_Information supplied:_
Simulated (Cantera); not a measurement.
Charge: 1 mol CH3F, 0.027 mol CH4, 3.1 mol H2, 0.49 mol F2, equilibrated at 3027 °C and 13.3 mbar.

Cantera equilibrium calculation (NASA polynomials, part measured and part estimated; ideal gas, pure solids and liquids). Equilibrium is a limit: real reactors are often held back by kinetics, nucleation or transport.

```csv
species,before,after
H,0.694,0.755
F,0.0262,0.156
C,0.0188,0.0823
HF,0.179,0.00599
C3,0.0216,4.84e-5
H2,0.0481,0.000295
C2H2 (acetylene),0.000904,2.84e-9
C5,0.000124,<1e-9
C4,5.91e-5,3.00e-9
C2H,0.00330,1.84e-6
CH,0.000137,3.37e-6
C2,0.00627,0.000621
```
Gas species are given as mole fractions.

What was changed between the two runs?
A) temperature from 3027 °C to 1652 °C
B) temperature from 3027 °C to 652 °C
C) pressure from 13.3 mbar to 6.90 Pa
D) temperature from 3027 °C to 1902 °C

_Assigned task:_ Working from the material above, retype it in its entirety without change.

_Task response:_
Simulated (Cantera); not a measurement.
Charge: 1 mol CH3F, 0.027 mol CH4, 3.1 mol H2, 0.49 mol F2, equilibrated at 3027 °C and 13.3 mbar.

Cantera equilibrium calculation (NASA polynomials, part measured and part estimated; ideal gas, pure solids and liquids). Equilibrium is a limit: real reactors are often held back by kinetics, nucleation or transport.

```csv
species,before,after
H,0.694,0.755
F,0.0262,0.156
C,0.0188,0.0823
HF,0.179,0.00599
C3,0.0216,4.84e-5
H2,0.0481,0.000295
C2H2 (acetylene),0.000904,2.84e-9
C5,0.000124,<1e-9
C4,5.91e-5,3.00e-9
C2H,0.00330,1.84e-6
CH,0.000137,3.37e-6
C2,0.00627,0.000621
```
Gas species are given as mole fractions.

What was changed between the two runs?
A) temperature from 3027 °C to 1652 °C
B) temperature from 3027 °C to 652 °C
C) pressure from 13.3 mbar to 6.90 Pa
D) temperature from 3027 °C to 1902 °C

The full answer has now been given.